## Requirement
Repeat the data below word for word.

## Input data
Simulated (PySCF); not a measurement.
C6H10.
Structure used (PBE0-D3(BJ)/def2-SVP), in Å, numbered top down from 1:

## Problem solution
Simulated (PySCF); not a measurement.
C6H10.
Structure used (PBE0-D3(BJ)/def2-SVP), in Å, numbered top down from 1:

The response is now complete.